▶ WORK ITEM: When you print the material, keep every line identical to the original.

*** SUPPLIED ENTRIES ***

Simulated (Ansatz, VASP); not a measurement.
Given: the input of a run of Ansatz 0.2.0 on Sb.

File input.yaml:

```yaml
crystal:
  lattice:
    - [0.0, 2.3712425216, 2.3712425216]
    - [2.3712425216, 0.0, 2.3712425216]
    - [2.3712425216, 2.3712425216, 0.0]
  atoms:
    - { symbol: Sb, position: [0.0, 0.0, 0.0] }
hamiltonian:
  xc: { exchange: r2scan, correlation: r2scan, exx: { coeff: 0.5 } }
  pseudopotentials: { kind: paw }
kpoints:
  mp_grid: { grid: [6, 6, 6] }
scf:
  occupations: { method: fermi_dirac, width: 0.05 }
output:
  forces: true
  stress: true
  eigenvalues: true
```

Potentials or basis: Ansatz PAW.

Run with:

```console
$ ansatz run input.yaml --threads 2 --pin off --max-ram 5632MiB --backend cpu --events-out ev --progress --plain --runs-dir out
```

*** End of SUPPLIED ENTRIES ***

▶ RESPONSE AREA:
Simulated (Ansatz, VASP); not a measurement.
Given: the input of a run of Ansatz 0.2.0 on Sb.

File input.yaml:

```yaml
crystal:
  lattice:
    - [0.0, 2.3712425216, 2.3712425216]
    - [2.3712425216, 0.0, 2.3712425216]
    - [2.3712425216, 2.3712425216, 0.0]
  atoms:
    - { symbol: Sb, position: [0.0, 0.0, 0.0] }
hamiltonian:
  xc: { exchange: r2scan, correlation: r2scan, exx: { coeff: 0.5 } }
  pseudopotentials: { kind: paw }
kpoints:
  mp_grid: { grid: [6, 6, 6] }
scf:
  occupations: { method: fermi_dirac, width: 0.05 }
output:
  forces: true
  stress: true
  eigenvalues: true
```

Potentials or basis: Ansatz PAW.

Run with:

```console
$ ansatz run input.yaml --threads 2 --pin off --max-ram 5632MiB --backend cpu --events-out ev --progress --plain --runs-dir out
```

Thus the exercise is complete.